--------------------------------

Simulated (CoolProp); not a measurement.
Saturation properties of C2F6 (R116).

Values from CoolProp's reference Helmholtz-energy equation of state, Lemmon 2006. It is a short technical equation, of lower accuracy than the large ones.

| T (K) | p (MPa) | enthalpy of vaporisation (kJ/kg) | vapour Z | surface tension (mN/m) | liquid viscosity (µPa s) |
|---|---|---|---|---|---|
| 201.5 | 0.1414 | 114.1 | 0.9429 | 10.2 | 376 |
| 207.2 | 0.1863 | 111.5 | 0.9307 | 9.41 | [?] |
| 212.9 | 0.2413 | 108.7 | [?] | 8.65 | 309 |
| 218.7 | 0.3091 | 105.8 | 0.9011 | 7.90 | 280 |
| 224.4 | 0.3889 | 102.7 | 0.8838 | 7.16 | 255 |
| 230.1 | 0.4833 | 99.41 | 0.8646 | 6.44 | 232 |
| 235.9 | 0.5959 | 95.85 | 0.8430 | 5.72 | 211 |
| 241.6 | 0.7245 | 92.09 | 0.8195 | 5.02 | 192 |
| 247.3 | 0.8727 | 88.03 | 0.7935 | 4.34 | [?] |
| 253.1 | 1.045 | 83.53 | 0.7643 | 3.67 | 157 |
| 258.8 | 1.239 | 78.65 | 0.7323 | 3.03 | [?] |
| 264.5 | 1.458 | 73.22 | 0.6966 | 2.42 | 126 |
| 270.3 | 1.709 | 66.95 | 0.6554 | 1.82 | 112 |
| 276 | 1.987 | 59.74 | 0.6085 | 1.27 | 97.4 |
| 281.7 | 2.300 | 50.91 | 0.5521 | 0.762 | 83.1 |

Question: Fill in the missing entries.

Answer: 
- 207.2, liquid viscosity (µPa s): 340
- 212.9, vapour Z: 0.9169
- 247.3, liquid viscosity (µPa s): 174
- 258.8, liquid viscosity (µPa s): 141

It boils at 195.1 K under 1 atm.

--------------------------------

* **TASK ITEM**
Copy back the listing above exactly, but only from the line with "1.82 | 112 |" through the line with "- 258.8, liquid viscosity (µPa s): 141", both ends included.

* **RESPONSE BOX**
| 270.3 | 1.709 | 66.95 | 0.6554 | 1.82 | 112 |
| 276 | 1.987 | 59.74 | 0.6085 | 1.27 | 97.4 |
| 281.7 | 2.300 | 50.91 | 0.5521 | 0.762 | 83.1 |

Question: Fill in the missing entries.

Answer: 
- 207.2, liquid viscosity (µPa s): 340
- 212.9, vapour Z: 0.9169
- 247.3, liquid viscosity (µPa s): 174
- 258.8, liquid viscosity (µPa s): 141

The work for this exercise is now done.